Material provided START

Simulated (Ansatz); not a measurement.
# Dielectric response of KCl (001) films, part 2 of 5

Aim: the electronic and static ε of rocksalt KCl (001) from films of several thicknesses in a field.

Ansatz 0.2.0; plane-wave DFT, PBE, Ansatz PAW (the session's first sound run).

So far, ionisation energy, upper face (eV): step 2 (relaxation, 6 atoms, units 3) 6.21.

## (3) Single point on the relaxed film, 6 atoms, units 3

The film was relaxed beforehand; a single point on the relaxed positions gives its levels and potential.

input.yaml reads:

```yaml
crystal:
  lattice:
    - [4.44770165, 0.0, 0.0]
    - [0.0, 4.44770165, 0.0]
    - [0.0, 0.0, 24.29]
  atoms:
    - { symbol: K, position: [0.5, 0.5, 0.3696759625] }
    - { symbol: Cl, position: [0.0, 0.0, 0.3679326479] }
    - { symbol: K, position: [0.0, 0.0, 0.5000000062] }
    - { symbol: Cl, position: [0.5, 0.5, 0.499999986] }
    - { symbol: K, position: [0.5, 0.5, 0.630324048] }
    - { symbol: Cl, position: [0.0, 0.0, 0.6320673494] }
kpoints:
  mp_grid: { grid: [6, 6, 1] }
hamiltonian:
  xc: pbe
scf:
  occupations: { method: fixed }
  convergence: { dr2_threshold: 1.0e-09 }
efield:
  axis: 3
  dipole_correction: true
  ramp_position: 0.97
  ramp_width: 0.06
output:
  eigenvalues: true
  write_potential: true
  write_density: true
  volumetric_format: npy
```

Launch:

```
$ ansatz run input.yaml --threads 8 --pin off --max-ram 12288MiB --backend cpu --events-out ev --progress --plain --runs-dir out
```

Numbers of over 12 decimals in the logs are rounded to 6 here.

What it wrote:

Material provided END

* **Work instruction**
Using the data above, reproduce exactly the lines from the line that contains "# Dielectric response" through the line that contains "## (3) Single", including both.

* **Written solution**
# Dielectric response of KCl (001) films, part 2 of 5

Aim: the electronic and static ε of rocksalt KCl (001) from films of several thicknesses in a field.

Ansatz 0.2.0; plane-wave DFT, PBE, Ansatz PAW (the session's first sound run).

So far, ionisation energy, upper face (eV): step 2 (relaxation, 6 atoms, units 3) 6.21.

## (3) Single point on the relaxed film, 6 atoms, units 3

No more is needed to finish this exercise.